• [Work item] In the entries that follow, copy exactly each line from the first through the line with "x = 0.65: 237.8".

• [Material provided]
------

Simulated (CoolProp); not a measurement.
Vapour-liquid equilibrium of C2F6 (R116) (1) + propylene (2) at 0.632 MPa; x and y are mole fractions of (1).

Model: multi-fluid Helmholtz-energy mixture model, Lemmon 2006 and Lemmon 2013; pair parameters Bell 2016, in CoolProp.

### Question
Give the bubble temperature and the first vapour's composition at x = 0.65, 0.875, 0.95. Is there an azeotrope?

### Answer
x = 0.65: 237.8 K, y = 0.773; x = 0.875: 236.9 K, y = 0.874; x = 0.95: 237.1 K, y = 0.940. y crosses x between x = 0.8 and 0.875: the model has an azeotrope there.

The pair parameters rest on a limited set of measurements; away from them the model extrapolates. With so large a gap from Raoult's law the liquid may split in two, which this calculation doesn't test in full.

------

• [Worked solution]
Simulated (CoolProp); not a measurement.
Vapour-liquid equilibrium of C2F6 (R116) (1) + propylene (2) at 0.632 MPa; x and y are mole fractions of (1).

Model: multi-fluid Helmholtz-energy mixture model, Lemmon 2006 and Lemmon 2013; pair parameters Bell 2016, in CoolProp.

### Question
Give the bubble temperature and the first vapour's composition at x = 0.65, 0.875, 0.95. Is there an azeotrope?

### Answer
x = 0.65: 237.8 K, y = 0.773; x = 0.875: 236.9 K, y = 0.874; x = 0.95: 237.1 K, y = 0.940. y crosses x between x = 0.8 and 0.875: the model has an azeotrope there.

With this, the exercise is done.